### WORK REQUEST
Leaving nothing out, set down all the data exactly.

▼

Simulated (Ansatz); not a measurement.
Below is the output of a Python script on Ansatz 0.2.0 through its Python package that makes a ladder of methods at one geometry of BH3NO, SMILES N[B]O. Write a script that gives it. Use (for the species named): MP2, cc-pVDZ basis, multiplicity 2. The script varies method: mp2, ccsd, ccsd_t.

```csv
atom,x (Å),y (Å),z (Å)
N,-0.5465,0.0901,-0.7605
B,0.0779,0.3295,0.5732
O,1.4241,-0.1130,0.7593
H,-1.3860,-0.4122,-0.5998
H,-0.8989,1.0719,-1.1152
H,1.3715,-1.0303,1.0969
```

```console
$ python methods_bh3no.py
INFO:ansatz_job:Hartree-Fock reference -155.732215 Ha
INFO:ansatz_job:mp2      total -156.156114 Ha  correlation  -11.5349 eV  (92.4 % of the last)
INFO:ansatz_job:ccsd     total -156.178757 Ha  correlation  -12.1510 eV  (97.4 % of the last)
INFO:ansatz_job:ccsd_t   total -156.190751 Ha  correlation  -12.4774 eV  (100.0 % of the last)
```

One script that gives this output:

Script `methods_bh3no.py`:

▲

### RESPONSE AREA
Simulated (Ansatz); not a measurement.
Below is the output of a Python script on Ansatz 0.2.0 through its Python package that makes a ladder of methods at one geometry of BH3NO, SMILES N[B]O. Write a script that gives it. Use (for the species named): MP2, cc-pVDZ basis, multiplicity 2. The script varies method: mp2, ccsd, ccsd_t.

```csv
atom,x (Å),y (Å),z (Å)
N,-0.5465,0.0901,-0.7605
B,0.0779,0.3295,0.5732
O,1.4241,-0.1130,0.7593
H,-1.3860,-0.4122,-0.5998
H,-0.8989,1.0719,-1.1152
H,1.3715,-1.0303,1.0969
```

```console
$ python methods_bh3no.py
INFO:ansatz_job:Hartree-Fock reference -155.732215 Ha
INFO:ansatz_job:mp2      total -156.156114 Ha  correlation  -11.5349 eV  (92.4 % of the last)
INFO:ansatz_job:ccsd     total -156.178757 Ha  correlation  -12.1510 eV  (97.4 % of the last)
INFO:ansatz_job:ccsd_t   total -156.190751 Ha  correlation  -12.4774 eV  (100.0 % of the last)
```

One script that gives this output:

Script `methods_bh3no.py`:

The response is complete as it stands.